Below are some entries; set them all down exactly.

-=-=-=-=-

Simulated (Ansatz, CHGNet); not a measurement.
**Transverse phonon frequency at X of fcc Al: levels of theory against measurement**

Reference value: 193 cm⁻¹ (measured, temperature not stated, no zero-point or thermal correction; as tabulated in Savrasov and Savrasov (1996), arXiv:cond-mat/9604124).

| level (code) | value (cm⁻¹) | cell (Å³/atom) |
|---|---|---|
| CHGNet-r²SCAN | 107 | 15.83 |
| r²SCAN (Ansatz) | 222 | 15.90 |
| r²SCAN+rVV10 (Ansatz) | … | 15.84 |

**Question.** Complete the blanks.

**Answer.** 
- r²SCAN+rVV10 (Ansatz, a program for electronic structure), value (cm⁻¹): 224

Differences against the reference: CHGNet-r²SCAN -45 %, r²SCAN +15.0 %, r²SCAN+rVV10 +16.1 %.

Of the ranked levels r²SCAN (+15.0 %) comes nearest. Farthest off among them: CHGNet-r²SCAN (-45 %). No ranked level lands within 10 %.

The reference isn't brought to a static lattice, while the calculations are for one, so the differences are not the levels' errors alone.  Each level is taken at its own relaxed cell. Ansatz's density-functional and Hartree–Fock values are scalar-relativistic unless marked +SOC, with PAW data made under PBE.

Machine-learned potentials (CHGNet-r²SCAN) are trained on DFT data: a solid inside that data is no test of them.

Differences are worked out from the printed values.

-=-=-=-=-

» **ANSWER SPACE**:
Simulated (Ansatz, CHGNet); not a measurement.
**Transverse phonon frequency at X of fcc Al: levels of theory against measurement**

Reference value: 193 cm⁻¹ (measured, temperature not stated, no zero-point or thermal correction; as tabulated in Savrasov and Savrasov (1996), arXiv:cond-mat/9604124).

| level (code) | value (cm⁻¹) | cell (Å³/atom) |
|---|---|---|
| CHGNet-r²SCAN | 107 | 15.83 |
| r²SCAN (Ansatz) | 222 | 15.90 |
| r²SCAN+rVV10 (Ansatz) | … | 15.84 |

**Question.** Complete the blanks.

**Answer.** 
- r²SCAN+rVV10 (Ansatz, a program for electronic structure), value (cm⁻¹): 224

Differences against the reference: CHGNet-r²SCAN -45 %, r²SCAN +15.0 %, r²SCAN+rVV10 +16.1 %.

Of the ranked levels r²SCAN (+15.0 %) comes nearest. Farthest off among them: CHGNet-r²SCAN (-45 %). No ranked level lands within 10 %.

The reference isn't brought to a static lattice, while the calculations are for one, so the differences are not the levels' errors alone.  Each level is taken at its own relaxed cell. Ansatz's density-functional and Hartree–Fock values are scalar-relativistic unless marked +SOC, with PAW data made under PBE.

Machine-learned potentials (CHGNet-r²SCAN) are trained on DFT data: a solid inside that data is no test of them.

Differences are worked out from the printed values.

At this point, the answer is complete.